Work order:
Each record below should be written out again exactly as given.

*** Opening Extracted entries ***
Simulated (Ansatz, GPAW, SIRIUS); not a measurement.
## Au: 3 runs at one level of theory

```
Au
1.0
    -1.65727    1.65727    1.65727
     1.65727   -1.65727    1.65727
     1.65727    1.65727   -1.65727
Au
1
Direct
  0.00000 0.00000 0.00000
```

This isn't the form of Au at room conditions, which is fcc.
*** Closing Extracted entries ***

Expected answer:
Simulated (Ansatz, GPAW, SIRIUS); not a measurement.
## Au: 3 runs at one level of theory

```
Au
1.0
    -1.65727    1.65727    1.65727
     1.65727   -1.65727    1.65727
     1.65727    1.65727   -1.65727
Au
1
Direct
  0.00000 0.00000 0.00000
```

This isn't the form of Au at room conditions, which is fcc.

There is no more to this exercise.